* _Action item_: Every line below from the one containing "# C₇H₈O₂: excited states, part 2 of 2" through the one containing "## Step 7: Excited" must be transcribed exactly. Omit all lines outside that stretch.

* _Data extracts_:
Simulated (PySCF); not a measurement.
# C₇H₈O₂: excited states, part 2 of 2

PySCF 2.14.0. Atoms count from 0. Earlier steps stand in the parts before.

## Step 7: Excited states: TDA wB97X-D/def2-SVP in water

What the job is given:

* _Exercise output_:
# C₇H₈O₂: excited states, part 2 of 2

PySCF 2.14.0. Atoms count from 0. Earlier steps stand in the parts before.

## Step 7: Excited states: TDA wB97X-D/def2-SVP in water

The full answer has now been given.